Given data =>
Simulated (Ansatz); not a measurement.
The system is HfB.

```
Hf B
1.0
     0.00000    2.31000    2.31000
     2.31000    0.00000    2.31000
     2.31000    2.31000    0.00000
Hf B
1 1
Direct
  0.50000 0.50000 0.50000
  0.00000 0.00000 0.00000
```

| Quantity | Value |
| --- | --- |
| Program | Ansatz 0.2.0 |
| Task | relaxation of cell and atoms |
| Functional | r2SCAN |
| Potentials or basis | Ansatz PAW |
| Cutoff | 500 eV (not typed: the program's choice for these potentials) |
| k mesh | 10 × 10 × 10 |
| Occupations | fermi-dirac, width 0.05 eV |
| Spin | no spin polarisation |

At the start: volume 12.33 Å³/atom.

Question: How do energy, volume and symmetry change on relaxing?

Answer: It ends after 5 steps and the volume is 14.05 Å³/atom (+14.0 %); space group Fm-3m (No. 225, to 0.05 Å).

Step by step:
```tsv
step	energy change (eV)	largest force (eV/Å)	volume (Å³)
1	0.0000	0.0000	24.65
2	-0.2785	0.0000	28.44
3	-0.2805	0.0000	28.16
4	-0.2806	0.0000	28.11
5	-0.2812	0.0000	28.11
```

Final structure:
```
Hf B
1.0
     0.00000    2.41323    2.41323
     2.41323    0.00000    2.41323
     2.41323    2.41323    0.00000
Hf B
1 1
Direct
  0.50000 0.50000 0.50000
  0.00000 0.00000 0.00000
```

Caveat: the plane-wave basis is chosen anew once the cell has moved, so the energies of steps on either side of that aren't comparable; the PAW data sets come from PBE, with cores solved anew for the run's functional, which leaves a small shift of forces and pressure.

Work order => Retype every line of the listing, word for word, from its opening line to the line that holds "and atoms |", and include that last line too.

Response =>
Simulated (Ansatz); not a measurement.
The system is HfB.

```
Hf B
1.0
     0.00000    2.31000    2.31000
     2.31000    0.00000    2.31000
     2.31000    2.31000    0.00000
Hf B
1 1
Direct
  0.50000 0.50000 0.50000
  0.00000 0.00000 0.00000
```

| Quantity | Value |
| --- | --- |
| Program | Ansatz 0.2.0 |
| Task | relaxation of cell and atoms |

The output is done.